§ Work task
Reproduce each line of the listing exactly.

Given records START

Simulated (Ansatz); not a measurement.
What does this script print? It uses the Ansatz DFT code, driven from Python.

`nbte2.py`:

Given records END

§ Answer space
Simulated (Ansatz); not a measurement.
What does this script print? It uses the Ansatz DFT code, driven from Python.

`nbte2.py`:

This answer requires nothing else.